» Assignment
Take the records below and write them out again exactly.

*** Raw data Section Begins ***

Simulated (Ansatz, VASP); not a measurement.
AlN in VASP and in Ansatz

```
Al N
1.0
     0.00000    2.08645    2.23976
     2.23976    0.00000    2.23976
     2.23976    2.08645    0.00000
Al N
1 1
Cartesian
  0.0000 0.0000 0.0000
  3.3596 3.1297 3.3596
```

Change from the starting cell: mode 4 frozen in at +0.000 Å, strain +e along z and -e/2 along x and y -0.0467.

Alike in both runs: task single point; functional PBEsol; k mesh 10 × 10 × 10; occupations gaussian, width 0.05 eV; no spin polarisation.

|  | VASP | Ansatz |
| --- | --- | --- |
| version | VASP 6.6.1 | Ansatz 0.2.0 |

*** Raw data Section Ends ***

» Written solution
Simulated (Ansatz, VASP); not a measurement.
AlN in VASP and in Ansatz

```
Al N
1.0
     0.00000    2.08645    2.23976
     2.23976    0.00000    2.23976
     2.23976    2.08645    0.00000
Al N
1 1
Cartesian
  0.0000 0.0000 0.0000
  3.3596 3.1297 3.3596
```

Change from the starting cell: mode 4 frozen in at +0.000 Å, strain +e along z and -e/2 along x and y -0.0467.

Alike in both runs: task single point; functional PBEsol; k mesh 10 × 10 × 10; occupations gaussian, width 0.05 eV; no spin polarisation.

|  | VASP | Ansatz |
| --- | --- | --- |
| version | VASP 6.6.1 | Ansatz 0.2.0 |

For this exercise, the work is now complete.